### WORK REQUEST
Would you return the material below exactly, with no line left out?

-- Opening Marker --

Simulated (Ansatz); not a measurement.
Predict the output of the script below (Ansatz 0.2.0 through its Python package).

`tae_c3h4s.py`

-- Closing Marker --

### TASK OUTPUT
Simulated (Ansatz); not a measurement.
Predict the output of the script below (Ansatz 0.2.0 through its Python package).

`tae_c3h4s.py`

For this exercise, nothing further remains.